The listing below contains a span that opens with the line containing "Task: What does" and closes with the line containing "Result: Zero (an". Return that span exactly.

(PROVIDED RECORDS begins)

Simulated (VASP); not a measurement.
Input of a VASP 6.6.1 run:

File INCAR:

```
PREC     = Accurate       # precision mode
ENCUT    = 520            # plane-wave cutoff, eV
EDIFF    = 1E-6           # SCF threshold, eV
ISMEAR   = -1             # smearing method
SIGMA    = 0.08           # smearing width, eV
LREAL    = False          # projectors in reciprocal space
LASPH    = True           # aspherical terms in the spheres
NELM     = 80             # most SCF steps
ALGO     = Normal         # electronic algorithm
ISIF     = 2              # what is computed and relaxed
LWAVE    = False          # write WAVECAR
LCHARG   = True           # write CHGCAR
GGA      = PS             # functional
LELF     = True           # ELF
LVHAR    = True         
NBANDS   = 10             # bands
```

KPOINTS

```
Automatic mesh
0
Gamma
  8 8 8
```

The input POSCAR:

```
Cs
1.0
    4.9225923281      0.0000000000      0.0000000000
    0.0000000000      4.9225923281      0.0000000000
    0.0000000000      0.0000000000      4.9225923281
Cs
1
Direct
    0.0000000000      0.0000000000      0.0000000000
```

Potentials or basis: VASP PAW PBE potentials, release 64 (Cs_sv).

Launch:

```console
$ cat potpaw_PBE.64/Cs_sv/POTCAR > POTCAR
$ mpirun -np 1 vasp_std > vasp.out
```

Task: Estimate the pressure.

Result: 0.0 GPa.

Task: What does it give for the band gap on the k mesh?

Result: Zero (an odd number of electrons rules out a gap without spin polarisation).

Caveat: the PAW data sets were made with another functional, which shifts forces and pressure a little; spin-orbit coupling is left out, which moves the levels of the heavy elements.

(PROVIDED RECORDS ends)

WRITTEN ANSWER =>
Task: What does it give for the band gap on the k mesh?

Result: Zero (an odd number of electrons rules out a gap without spin polarisation).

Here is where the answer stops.